• Extracted entries:
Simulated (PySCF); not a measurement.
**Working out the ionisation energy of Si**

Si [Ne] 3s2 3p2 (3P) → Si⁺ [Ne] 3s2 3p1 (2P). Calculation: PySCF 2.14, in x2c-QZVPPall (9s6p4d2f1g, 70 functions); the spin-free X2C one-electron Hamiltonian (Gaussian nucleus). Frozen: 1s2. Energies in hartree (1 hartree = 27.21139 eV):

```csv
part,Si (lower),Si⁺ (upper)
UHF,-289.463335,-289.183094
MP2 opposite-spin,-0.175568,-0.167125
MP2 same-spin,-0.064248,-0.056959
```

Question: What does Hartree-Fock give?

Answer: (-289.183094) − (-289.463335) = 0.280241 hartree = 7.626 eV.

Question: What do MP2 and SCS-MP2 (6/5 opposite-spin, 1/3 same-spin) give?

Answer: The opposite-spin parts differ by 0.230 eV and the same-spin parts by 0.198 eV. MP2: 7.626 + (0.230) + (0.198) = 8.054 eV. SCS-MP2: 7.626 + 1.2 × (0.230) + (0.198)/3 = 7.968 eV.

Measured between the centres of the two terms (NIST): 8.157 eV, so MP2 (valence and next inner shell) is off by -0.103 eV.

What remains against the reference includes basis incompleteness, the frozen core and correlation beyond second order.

• Required action:
Using the records above, repeat exactly the lines from the first one through the line with "Question: What do MP2".

• Result:
Simulated (PySCF); not a measurement.
**Working out the ionisation energy of Si**

Si [Ne] 3s2 3p2 (3P) → Si⁺ [Ne] 3s2 3p1 (2P). Calculation: PySCF 2.14, in x2c-QZVPPall (9s6p4d2f1g, 70 functions); the spin-free X2C one-electron Hamiltonian (Gaussian nucleus). Frozen: 1s2. Energies in hartree (1 hartree = 27.21139 eV):

```csv
part,Si (lower),Si⁺ (upper)
UHF,-289.463335,-289.183094
MP2 opposite-spin,-0.175568,-0.167125
MP2 same-spin,-0.064248,-0.056959
```

Question: What does Hartree-Fock give?

Answer: (-289.183094) − (-289.463335) = 0.280241 hartree = 7.626 eV.

Question: What do MP2 and SCS-MP2 (6/5 opposite-spin, 1/3 same-spin) give?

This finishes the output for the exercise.